[Opening DATASET section]

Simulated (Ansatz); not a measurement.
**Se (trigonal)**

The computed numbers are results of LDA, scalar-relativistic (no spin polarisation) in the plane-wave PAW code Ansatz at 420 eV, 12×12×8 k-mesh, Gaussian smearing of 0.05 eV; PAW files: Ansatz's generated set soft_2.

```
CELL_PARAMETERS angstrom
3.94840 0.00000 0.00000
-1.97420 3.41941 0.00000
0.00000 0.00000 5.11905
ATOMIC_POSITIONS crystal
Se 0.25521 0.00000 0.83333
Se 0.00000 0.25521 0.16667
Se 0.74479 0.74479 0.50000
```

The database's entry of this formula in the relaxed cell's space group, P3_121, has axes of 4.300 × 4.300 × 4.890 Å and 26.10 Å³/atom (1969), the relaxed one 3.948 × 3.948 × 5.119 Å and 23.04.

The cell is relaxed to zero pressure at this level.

[Closing DATASET section]

A verbatim restatement of all the entries above is required.

YOUR SOLUTION:
Simulated (Ansatz); not a measurement.
**Se (trigonal)**

The computed numbers are results of LDA, scalar-relativistic (no spin polarisation) in the plane-wave PAW code Ansatz at 420 eV, 12×12×8 k-mesh, Gaussian smearing of 0.05 eV; PAW files: Ansatz's generated set soft_2.

```
CELL_PARAMETERS angstrom
3.94840 0.00000 0.00000
-1.97420 3.41941 0.00000
0.00000 0.00000 5.11905
ATOMIC_POSITIONS crystal
Se 0.25521 0.00000 0.83333
Se 0.00000 0.25521 0.16667
Se 0.74479 0.74479 0.50000
```

The database's entry of this formula in the relaxed cell's space group, P3_121, has axes of 4.300 × 4.300 × 4.890 Å and 26.10 Å³/atom (1969), the relaxed one 3.948 × 3.948 × 5.119 Å and 23.04.

The cell is relaxed to zero pressure at this level.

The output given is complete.